Work order: Reproduce only the stretch of entries below that begins at the first line and ends at the line holding "Q: The samarium".

Entries provided:
*** Block opens ***

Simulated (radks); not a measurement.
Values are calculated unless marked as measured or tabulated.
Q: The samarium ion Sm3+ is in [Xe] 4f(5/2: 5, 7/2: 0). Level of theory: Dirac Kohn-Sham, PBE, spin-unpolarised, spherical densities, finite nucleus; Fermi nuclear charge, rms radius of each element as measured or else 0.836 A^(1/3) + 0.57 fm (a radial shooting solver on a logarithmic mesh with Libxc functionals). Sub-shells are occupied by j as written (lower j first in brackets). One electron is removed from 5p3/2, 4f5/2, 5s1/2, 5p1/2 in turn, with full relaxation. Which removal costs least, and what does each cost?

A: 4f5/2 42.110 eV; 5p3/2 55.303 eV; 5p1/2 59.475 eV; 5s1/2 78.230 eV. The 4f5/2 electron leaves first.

*** Block closes ***

Answer section:
Simulated (radks); not a measurement.
Values are calculated unless marked as measured or tabulated.
Q: The samarium ion Sm3+ is in [Xe] 4f(5/2: 5, 7/2: 0). Level of theory: Dirac Kohn-Sham, PBE, spin-unpolarised, spherical densities, finite nucleus; Fermi nuclear charge, rms radius of each element as measured or else 0.836 A^(1/3) + 0.57 fm (a radial shooting solver on a logarithmic mesh with Libxc functionals). Sub-shells are occupied by j as written (lower j first in brackets). One electron is removed from 5p3/2, 4f5/2, 5s1/2, 5p1/2 in turn, with full relaxation. Which removal costs least, and what does each cost?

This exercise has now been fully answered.